Return the entries exactly as they appear.

+ + + + + + +

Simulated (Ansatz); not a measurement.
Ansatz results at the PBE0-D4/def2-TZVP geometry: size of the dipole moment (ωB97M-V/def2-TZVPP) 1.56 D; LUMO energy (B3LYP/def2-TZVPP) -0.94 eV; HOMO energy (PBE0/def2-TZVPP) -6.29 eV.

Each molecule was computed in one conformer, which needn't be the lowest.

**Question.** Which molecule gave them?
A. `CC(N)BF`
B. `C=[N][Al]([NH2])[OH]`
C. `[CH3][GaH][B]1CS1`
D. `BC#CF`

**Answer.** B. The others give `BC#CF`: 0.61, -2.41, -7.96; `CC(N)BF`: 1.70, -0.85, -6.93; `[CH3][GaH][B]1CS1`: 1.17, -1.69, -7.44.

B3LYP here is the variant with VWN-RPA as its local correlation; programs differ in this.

+ + + + + + +

ANSWER BOX —
Simulated (Ansatz); not a measurement.
Ansatz results at the PBE0-D4/def2-TZVP geometry: size of the dipole moment (ωB97M-V/def2-TZVPP) 1.56 D; LUMO energy (B3LYP/def2-TZVPP) -0.94 eV; HOMO energy (PBE0/def2-TZVPP) -6.29 eV.

Each molecule was computed in one conformer, which needn't be the lowest.

**Question.** Which molecule gave them?
A. `CC(N)BF`
B. `C=[N][Al]([NH2])[OH]`
C. `[CH3][GaH][B]1CS1`
D. `BC#CF`

**Answer.** B. The others give `BC#CF`: 0.61, -2.41, -7.96; `CC(N)BF`: 1.70, -0.85, -6.93; `[CH3][GaH][B]1CS1`: 1.17, -1.69, -7.44.

B3LYP here is the variant with VWN-RPA as its local correlation; programs differ in this.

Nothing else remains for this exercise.